*Record set*:
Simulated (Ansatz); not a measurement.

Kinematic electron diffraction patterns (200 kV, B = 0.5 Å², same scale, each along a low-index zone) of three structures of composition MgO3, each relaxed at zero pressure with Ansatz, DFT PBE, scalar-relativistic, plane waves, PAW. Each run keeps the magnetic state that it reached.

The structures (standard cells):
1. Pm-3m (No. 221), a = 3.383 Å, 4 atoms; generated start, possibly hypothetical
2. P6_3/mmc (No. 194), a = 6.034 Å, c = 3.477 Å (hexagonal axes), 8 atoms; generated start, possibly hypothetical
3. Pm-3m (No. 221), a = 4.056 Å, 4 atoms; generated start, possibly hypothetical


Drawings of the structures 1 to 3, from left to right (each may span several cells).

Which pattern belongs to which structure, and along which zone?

*Action item*: Once more, set down the full listing, verbatim.

*Answer area*:
Simulated (Ansatz); not a measurement.

Kinematic electron diffraction patterns (200 kV, B = 0.5 Å², same scale, each along a low-index zone) of three structures of composition MgO3, each relaxed at zero pressure with Ansatz, DFT PBE, scalar-relativistic, plane waves, PAW. Each run keeps the magnetic state that it reached.

The structures (standard cells):
1. Pm-3m (No. 221), a = 3.383 Å, 4 atoms; generated start, possibly hypothetical
2. P6_3/mmc (No. 194), a = 6.034 Å, c = 3.477 Å (hexagonal axes), 8 atoms; generated start, possibly hypothetical
3. Pm-3m (No. 221), a = 4.056 Å, 4 atoms; generated start, possibly hypothetical


Drawings of the structures 1 to 3, from left to right (each may span several cells).

Which pattern belongs to which structure, and along which zone?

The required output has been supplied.